Exercise: Exactly the lines from the first line of the listing through the line containing "(Cell as relaxed with PBE-D3(BJ).)" should appear in the output, unchanged.

Content starts

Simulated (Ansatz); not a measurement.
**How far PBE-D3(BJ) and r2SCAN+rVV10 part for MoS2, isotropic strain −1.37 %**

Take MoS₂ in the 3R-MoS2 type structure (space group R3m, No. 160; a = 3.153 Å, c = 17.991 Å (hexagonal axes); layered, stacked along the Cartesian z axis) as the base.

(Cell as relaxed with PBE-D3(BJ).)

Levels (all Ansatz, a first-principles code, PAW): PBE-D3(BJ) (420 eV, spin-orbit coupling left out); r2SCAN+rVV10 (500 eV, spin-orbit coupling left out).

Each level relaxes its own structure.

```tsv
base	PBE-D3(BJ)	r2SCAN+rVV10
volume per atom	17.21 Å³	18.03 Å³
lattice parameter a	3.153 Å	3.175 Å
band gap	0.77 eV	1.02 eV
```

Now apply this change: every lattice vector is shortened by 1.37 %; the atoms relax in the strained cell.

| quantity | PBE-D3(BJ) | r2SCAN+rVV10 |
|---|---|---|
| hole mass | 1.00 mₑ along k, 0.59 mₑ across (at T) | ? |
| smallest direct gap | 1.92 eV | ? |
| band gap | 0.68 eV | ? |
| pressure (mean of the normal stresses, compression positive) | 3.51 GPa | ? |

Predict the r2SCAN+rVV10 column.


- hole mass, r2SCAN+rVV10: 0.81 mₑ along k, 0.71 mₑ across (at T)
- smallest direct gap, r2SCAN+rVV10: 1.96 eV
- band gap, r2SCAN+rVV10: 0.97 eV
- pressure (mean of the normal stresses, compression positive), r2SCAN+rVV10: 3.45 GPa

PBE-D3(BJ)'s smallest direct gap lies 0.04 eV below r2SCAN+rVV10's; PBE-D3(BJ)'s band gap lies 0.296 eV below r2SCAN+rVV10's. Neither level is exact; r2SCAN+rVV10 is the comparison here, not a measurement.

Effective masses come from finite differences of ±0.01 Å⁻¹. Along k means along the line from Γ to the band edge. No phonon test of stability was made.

Content ends

Task output:
Simulated (Ansatz); not a measurement.
**How far PBE-D3(BJ) and r2SCAN+rVV10 part for MoS2, isotropic strain −1.37 %**

Take MoS₂ in the 3R-MoS2 type structure (space group R3m, No. 160; a = 3.153 Å, c = 17.991 Å (hexagonal axes); layered, stacked along the Cartesian z axis) as the base.

(Cell as relaxed with PBE-D3(BJ).)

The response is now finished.